# INPUT DATA:
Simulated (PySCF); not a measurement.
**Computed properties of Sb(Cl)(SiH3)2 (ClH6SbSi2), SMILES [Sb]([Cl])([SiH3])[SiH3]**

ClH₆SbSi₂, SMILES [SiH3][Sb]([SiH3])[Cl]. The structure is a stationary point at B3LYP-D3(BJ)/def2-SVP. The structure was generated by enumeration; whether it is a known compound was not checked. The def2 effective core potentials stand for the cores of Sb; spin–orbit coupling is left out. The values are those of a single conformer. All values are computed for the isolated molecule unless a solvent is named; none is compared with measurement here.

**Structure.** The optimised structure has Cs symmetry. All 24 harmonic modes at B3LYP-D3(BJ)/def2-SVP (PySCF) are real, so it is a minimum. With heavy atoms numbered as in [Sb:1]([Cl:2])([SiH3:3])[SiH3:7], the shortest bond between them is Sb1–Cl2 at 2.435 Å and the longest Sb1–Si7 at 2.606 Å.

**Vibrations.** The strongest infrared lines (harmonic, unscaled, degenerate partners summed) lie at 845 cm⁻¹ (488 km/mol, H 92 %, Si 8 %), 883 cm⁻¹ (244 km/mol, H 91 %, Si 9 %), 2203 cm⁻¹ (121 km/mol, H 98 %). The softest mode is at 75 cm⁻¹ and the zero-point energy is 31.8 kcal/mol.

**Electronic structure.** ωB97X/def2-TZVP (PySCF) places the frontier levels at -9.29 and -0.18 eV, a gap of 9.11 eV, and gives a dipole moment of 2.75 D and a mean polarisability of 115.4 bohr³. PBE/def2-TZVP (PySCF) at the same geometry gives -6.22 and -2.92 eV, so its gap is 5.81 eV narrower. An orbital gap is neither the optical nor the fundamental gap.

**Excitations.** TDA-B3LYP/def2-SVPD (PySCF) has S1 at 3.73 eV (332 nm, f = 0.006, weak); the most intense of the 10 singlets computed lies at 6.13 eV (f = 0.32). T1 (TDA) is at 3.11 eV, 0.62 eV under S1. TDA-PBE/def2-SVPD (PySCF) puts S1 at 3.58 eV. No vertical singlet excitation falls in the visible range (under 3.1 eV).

# BRIEF:
What you give back must be the stretch above, starting at the line with "is 31.8 kcal/mol." and ending at the line with "the fundamental gap.", copied exactly.

# YOUR SOLUTION:
**Vibrations.** The strongest infrared lines (harmonic, unscaled, degenerate partners summed) lie at 845 cm⁻¹ (488 km/mol, H 92 %, Si 8 %), 883 cm⁻¹ (244 km/mol, H 91 %, Si 9 %), 2203 cm⁻¹ (121 km/mol, H 98 %). The softest mode is at 75 cm⁻¹ and the zero-point energy is 31.8 kcal/mol.

**Electronic structure.** ωB97X/def2-TZVP (PySCF) places the frontier levels at -9.29 and -0.18 eV, a gap of 9.11 eV, and gives a dipole moment of 2.75 D and a mean polarisability of 115.4 bohr³. PBE/def2-TZVP (PySCF) at the same geometry gives -6.22 and -2.92 eV, so its gap is 5.81 eV narrower. An orbital gap is neither the optical nor the fundamental gap.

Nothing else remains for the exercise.